The expected output is a verbatim reprint of the lines from the beginning of the data that follows through the line that contains "The structure derives".

• Excerpted records:
-*-*-

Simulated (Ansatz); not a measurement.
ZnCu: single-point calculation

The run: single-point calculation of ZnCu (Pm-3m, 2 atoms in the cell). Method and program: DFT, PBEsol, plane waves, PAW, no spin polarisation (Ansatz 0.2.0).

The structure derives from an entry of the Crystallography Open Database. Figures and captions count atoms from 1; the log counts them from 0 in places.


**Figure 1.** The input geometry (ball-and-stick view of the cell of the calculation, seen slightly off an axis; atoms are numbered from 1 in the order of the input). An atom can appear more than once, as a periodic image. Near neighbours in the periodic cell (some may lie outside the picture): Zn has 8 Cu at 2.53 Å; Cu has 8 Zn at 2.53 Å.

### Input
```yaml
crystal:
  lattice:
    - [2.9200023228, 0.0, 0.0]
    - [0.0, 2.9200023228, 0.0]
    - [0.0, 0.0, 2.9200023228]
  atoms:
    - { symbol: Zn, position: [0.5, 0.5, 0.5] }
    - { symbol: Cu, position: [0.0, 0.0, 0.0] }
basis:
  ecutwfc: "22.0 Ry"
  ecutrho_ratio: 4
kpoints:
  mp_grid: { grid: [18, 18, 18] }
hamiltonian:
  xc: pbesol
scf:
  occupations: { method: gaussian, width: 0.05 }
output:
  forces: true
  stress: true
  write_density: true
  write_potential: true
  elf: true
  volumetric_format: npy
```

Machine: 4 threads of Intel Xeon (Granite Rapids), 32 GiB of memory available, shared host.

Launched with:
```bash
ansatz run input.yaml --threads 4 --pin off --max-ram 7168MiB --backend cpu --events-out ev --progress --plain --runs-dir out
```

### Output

-*-*-

• Exercise solution:
Simulated (Ansatz); not a measurement.
ZnCu: single-point calculation

The run: single-point calculation of ZnCu (Pm-3m, 2 atoms in the cell). Method and program: DFT, PBEsol, plane waves, PAW, no spin polarisation (Ansatz 0.2.0).

The structure derives from an entry of the Crystallography Open Database. Figures and captions count atoms from 1; the log counts them from 0 in places.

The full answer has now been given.